------ Information supplied

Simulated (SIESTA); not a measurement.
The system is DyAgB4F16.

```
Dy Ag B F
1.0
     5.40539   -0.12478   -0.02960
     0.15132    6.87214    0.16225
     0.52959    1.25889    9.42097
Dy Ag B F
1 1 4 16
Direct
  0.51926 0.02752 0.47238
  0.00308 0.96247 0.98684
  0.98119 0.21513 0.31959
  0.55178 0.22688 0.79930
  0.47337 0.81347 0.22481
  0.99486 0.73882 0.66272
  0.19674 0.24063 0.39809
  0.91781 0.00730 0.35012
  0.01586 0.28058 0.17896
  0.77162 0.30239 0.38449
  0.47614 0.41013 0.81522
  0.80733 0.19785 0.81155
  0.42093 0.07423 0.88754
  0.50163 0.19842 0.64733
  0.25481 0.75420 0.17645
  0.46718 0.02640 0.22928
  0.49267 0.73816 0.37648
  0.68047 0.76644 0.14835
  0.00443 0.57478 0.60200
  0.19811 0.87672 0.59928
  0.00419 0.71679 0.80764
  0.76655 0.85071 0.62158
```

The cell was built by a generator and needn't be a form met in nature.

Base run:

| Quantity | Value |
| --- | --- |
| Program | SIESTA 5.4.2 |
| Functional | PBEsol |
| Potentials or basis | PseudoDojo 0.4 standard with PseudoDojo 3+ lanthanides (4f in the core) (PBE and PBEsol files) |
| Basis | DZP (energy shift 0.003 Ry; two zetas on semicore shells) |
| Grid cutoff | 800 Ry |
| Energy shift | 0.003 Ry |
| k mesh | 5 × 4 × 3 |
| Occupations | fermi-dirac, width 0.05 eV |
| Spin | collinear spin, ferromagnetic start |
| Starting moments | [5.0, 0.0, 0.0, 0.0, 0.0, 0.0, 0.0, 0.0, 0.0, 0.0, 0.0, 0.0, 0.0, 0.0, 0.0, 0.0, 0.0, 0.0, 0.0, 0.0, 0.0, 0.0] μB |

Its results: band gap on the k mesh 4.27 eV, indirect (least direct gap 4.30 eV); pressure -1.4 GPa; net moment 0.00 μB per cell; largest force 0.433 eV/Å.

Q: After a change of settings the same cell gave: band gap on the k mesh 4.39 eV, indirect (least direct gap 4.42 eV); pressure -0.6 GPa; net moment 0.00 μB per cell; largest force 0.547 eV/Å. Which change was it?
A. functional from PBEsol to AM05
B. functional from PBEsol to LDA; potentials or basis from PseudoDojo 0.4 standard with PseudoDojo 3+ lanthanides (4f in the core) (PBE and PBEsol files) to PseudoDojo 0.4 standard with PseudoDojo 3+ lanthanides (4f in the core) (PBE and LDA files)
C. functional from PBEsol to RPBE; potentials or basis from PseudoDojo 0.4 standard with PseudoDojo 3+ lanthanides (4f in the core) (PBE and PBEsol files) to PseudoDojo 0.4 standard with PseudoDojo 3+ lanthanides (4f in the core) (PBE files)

------------

» Work instruction
Restate word for word the lines above, beginning at the first one and ending at the line that carries "Its results: band".

» Answer box
Simulated (SIESTA); not a measurement.
The system is DyAgB4F16.

```
Dy Ag B F
1.0
     5.40539   -0.12478   -0.02960
     0.15132    6.87214    0.16225
     0.52959    1.25889    9.42097
Dy Ag B F
1 1 4 16
Direct
  0.51926 0.02752 0.47238
  0.00308 0.96247 0.98684
  0.98119 0.21513 0.31959
  0.55178 0.22688 0.79930
  0.47337 0.81347 0.22481
  0.99486 0.73882 0.66272
  0.19674 0.24063 0.39809
  0.91781 0.00730 0.35012
  0.01586 0.28058 0.17896
  0.77162 0.30239 0.38449
  0.47614 0.41013 0.81522
  0.80733 0.19785 0.81155
  0.42093 0.07423 0.88754
  0.50163 0.19842 0.64733
  0.25481 0.75420 0.17645
  0.46718 0.02640 0.22928
  0.49267 0.73816 0.37648
  0.68047 0.76644 0.14835
  0.00443 0.57478 0.60200
  0.19811 0.87672 0.59928
  0.00419 0.71679 0.80764
  0.76655 0.85071 0.62158
```

The cell was built by a generator and needn't be a form met in nature.

Base run:

| Quantity | Value |
| --- | --- |
| Program | SIESTA 5.4.2 |
| Functional | PBEsol |
| Potentials or basis | PseudoDojo 0.4 standard with PseudoDojo 3+ lanthanides (4f in the core) (PBE and PBEsol files) |
| Basis | DZP (energy shift 0.003 Ry; two zetas on semicore shells) |
| Grid cutoff | 800 Ry |
| Energy shift | 0.003 Ry |
| k mesh | 5 × 4 × 3 |
| Occupations | fermi-dirac, width 0.05 eV |
| Spin | collinear spin, ferromagnetic start |
| Starting moments | [5.0, 0.0, 0.0, 0.0, 0.0, 0.0, 0.0, 0.0, 0.0, 0.0, 0.0, 0.0, 0.0, 0.0, 0.0, 0.0, 0.0, 0.0, 0.0, 0.0, 0.0, 0.0] μB |

Its results: band gap on the k mesh 4.27 eV, indirect (least direct gap 4.30 eV); pressure -1.4 GPa; net moment 0.00 μB per cell; largest force 0.433 eV/Å.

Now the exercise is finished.